Work order: Please transcribe the data exactly, with nothing left out.

□ □ □

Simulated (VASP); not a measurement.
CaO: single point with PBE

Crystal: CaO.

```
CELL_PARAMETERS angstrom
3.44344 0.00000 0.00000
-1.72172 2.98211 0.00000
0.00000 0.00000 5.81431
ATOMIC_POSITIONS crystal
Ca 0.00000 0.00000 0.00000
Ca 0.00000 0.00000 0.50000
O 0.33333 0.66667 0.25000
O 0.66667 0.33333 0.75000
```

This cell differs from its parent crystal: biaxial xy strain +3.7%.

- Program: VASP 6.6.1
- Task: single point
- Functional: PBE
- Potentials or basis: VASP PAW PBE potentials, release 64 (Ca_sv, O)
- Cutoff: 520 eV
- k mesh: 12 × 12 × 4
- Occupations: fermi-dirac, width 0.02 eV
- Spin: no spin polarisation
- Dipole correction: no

□ □ □

Result:
Simulated (VASP); not a measurement.
CaO: single point with PBE

Crystal: CaO.

```
CELL_PARAMETERS angstrom
3.44344 0.00000 0.00000
-1.72172 2.98211 0.00000
0.00000 0.00000 5.81431
ATOMIC_POSITIONS crystal
Ca 0.00000 0.00000 0.00000
Ca 0.00000 0.00000 0.50000
O 0.33333 0.66667 0.25000
O 0.66667 0.33333 0.75000
```

This cell differs from its parent crystal: biaxial xy strain +3.7%.

- Program: VASP 6.6.1
- Task: single point
- Functional: PBE
- Potentials or basis: VASP PAW PBE potentials, release 64 (Ca_sv, O)
- Cutoff: 520 eV
- k mesh: 12 × 12 × 4
- Occupations: fermi-dirac, width 0.02 eV
- Spin: no spin polarisation
- Dipole correction: no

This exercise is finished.